BEGIN RECORDS SUPPLIED

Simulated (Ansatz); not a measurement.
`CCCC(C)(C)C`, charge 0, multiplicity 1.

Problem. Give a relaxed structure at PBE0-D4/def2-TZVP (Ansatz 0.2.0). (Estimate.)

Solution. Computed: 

END RECORDS SUPPLIED

◆ **WORK INSTRUCTION**: Above are the records; retype every one exactly.

◆ **TASK RESULT**:
Simulated (Ansatz); not a measurement.
`CCCC(C)(C)C`, charge 0, multiplicity 1.

Problem. Give a relaxed structure at PBE0-D4/def2-TZVP (Ansatz 0.2.0). (Estimate.)

Solution. Computed: 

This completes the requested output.